» Brief
Starting at the top of the entries below, print each line exactly until the line with "Functional | PBE |" has been printed too.

» Listed records
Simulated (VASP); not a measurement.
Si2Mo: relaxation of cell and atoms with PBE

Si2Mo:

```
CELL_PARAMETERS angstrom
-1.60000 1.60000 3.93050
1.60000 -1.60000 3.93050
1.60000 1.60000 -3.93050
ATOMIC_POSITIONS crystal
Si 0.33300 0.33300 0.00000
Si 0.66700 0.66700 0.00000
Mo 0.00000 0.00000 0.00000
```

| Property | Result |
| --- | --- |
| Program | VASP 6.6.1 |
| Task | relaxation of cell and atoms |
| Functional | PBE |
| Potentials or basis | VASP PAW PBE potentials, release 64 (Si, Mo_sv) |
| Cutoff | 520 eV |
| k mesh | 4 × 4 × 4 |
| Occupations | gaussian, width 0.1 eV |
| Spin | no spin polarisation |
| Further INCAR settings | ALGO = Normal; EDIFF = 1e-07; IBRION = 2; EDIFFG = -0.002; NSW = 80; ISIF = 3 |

» Exercise output
Simulated (VASP); not a measurement.
Si2Mo: relaxation of cell and atoms with PBE

Si2Mo:

```
CELL_PARAMETERS angstrom
-1.60000 1.60000 3.93050
1.60000 -1.60000 3.93050
1.60000 1.60000 -3.93050
ATOMIC_POSITIONS crystal
Si 0.33300 0.33300 0.00000
Si 0.66700 0.66700 0.00000
Mo 0.00000 0.00000 0.00000
```

| Property | Result |
| --- | --- |
| Program | VASP 6.6.1 |
| Task | relaxation of cell and atoms |
| Functional | PBE |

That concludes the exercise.